[[ Given entries open ]]
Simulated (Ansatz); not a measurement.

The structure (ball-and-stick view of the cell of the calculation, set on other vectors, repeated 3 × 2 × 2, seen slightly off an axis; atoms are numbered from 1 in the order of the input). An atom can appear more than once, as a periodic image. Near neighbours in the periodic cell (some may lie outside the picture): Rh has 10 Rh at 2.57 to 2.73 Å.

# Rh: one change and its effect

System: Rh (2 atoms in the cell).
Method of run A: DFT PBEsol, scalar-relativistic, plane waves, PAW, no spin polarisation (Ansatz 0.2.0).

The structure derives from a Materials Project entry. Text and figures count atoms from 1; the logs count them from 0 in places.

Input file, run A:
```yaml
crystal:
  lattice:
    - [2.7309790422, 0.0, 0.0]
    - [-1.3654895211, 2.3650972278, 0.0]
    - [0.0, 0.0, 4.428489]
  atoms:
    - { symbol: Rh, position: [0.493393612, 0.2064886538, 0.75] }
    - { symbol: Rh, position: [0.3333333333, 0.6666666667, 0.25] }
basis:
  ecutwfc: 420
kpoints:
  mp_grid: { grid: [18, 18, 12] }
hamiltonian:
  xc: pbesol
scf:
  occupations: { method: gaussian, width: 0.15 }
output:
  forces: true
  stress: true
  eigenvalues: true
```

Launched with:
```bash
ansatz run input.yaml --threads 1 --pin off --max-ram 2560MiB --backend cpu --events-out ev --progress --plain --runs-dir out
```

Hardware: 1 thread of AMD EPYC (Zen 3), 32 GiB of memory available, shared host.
[[ Given entries closed ]]

▸ Work item
The lines above, starting at the one with "The structure (ball-and-stick" and ending at the one with "The structure derives", are the only ones to return, exactly as written.

▸ Problem solution
The structure (ball-and-stick view of the cell of the calculation, set on other vectors, repeated 3 × 2 × 2, seen slightly off an axis; atoms are numbered from 1 in the order of the input). An atom can appear more than once, as a periodic image. Near neighbours in the periodic cell (some may lie outside the picture): Rh has 10 Rh at 2.57 to 2.73 Å.

# Rh: one change and its effect

System: Rh (2 atoms in the cell).
Method of run A: DFT PBEsol, scalar-relativistic, plane waves, PAW, no spin polarisation (Ansatz 0.2.0).

The structure derives from a Materials Project entry. Text and figures count atoms from 1; the logs count them from 0 in places.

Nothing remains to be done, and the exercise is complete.